** Work instruction **
Could you reproduce, word for word, everything below from the line containing "12.140 | ? |" down to the line containing "Question: Take V0", with both of those lines included and no others?

╔══
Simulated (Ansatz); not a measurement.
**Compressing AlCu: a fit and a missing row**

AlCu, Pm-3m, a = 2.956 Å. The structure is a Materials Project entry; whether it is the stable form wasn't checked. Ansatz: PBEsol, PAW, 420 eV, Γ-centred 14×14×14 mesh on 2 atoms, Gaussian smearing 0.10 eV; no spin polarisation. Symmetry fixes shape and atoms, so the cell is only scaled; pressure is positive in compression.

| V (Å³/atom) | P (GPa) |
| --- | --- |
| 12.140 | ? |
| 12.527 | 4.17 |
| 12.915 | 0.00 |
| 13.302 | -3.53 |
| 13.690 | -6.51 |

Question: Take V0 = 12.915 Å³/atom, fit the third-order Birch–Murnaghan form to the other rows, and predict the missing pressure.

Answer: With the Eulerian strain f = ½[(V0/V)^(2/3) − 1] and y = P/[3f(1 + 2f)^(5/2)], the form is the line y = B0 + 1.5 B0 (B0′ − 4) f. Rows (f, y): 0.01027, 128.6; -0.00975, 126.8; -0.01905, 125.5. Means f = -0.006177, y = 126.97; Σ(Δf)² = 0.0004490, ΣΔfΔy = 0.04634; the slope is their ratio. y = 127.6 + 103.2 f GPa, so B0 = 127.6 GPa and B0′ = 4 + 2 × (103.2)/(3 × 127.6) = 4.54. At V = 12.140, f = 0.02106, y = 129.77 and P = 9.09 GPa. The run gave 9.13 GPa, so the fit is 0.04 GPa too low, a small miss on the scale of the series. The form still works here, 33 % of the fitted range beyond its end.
╚══

** Your response **
| 12.140 | ? |
| 12.527 | 4.17 |
| 12.915 | 0.00 |
| 13.302 | -3.53 |
| 13.690 | -6.51 |

Question: Take V0 = 12.915 Å³/atom, fit the third-order Birch–Murnaghan form to the other rows, and predict the missing pressure.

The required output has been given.